BRIEF >> This exercise calls for the listing to be set down exactly.

### EXTRACTED RECORDS ###

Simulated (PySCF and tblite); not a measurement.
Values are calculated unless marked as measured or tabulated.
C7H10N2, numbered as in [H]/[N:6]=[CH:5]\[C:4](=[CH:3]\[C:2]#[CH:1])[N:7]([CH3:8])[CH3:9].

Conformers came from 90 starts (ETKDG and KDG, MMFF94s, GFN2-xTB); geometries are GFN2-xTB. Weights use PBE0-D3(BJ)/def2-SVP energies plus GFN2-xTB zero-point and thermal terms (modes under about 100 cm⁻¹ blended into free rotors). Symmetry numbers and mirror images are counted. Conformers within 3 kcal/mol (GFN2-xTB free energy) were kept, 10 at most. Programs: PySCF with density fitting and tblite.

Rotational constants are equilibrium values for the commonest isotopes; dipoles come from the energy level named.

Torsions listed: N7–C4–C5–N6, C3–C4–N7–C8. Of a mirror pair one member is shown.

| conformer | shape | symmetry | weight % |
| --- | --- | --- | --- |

###

EXERCISE ANSWER >>
Simulated (PySCF and tblite); not a measurement.
Values are calculated unless marked as measured or tabulated.
C7H10N2, numbered as in [H]/[N:6]=[CH:5]\[C:4](=[CH:3]\[C:2]#[CH:1])[N:7]([CH3:8])[CH3:9].

Conformers came from 90 starts (ETKDG and KDG, MMFF94s, GFN2-xTB); geometries are GFN2-xTB. Weights use PBE0-D3(BJ)/def2-SVP energies plus GFN2-xTB zero-point and thermal terms (modes under about 100 cm⁻¹ blended into free rotors). Symmetry numbers and mirror images are counted. Conformers within 3 kcal/mol (GFN2-xTB free energy) were kept, 10 at most. Programs: PySCF with density fitting and tblite.

Rotational constants are equilibrium values for the commonest isotopes; dipoles come from the energy level named.

Torsions listed: N7–C4–C5–N6, C3–C4–N7–C8. Of a mirror pair one member is shown.

| conformer | shape | symmetry | weight % |
| --- | --- | --- | --- |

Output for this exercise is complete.